**Task item**
Return the lines below exactly as they appear, please, starting with the first and ending with the one that contains "Equation of state".

[Source material Boundary: Start]

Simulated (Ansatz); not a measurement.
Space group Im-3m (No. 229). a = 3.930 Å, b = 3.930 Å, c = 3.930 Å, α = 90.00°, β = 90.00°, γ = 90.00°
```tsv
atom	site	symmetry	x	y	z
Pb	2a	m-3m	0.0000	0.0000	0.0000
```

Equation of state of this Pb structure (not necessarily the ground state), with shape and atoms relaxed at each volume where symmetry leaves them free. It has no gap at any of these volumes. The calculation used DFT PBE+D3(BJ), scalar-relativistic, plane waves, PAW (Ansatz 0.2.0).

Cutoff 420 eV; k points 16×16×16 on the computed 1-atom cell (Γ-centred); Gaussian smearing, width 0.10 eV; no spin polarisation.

[Source material Boundary: End]

**Answer section**
Simulated (Ansatz); not a measurement.
Space group Im-3m (No. 229). a = 3.930 Å, b = 3.930 Å, c = 3.930 Å, α = 90.00°, β = 90.00°, γ = 90.00°
```tsv
atom	site	symmetry	x	y	z
Pb	2a	m-3m	0.0000	0.0000	0.0000
```

Equation of state of this Pb structure (not necessarily the ground state), with shape and atoms relaxed at each volume where symmetry leaves them free. It has no gap at any of these volumes. The calculation used DFT PBE+D3(BJ), scalar-relativistic, plane waves, PAW (Ansatz 0.2.0).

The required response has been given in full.